Begin at the line below that has "What the run" and stop after the line that has "## How the run". Please restate only those lines, word for word.

Start of Supplied data

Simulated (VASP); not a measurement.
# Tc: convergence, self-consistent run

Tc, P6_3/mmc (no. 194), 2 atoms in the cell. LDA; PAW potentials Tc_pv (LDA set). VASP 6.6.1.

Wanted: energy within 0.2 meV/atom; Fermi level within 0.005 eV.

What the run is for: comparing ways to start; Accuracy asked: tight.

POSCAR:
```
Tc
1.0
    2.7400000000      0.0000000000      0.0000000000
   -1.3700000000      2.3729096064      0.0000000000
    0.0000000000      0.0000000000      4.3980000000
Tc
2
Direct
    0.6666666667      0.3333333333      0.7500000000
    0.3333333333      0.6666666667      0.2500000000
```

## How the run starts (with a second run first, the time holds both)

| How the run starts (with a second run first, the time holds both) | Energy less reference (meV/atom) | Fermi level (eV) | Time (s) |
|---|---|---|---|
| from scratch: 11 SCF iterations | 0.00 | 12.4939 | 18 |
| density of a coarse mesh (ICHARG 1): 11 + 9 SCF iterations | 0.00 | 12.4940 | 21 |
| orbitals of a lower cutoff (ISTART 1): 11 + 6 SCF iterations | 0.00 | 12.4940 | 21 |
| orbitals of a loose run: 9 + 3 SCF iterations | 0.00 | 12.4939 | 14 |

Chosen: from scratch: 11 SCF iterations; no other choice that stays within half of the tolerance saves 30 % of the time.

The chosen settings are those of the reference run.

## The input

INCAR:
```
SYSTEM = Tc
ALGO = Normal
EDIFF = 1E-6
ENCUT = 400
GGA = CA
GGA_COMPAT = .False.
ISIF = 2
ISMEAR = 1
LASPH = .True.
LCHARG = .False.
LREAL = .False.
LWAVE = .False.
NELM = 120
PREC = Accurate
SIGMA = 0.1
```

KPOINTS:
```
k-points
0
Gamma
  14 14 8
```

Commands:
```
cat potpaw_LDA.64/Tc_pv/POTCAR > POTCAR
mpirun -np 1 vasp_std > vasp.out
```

End of Supplied data

### Written reply
What the run is for: comparing ways to start; Accuracy asked: tight.

POSCAR:
```
Tc
1.0
    2.7400000000      0.0000000000      0.0000000000
   -1.3700000000      2.3729096064      0.0000000000
    0.0000000000      0.0000000000      4.3980000000
Tc
2
Direct
    0.6666666667      0.3333333333      0.7500000000
    0.3333333333      0.6666666667      0.2500000000
```

## How the run starts (with a second run first, the time holds both)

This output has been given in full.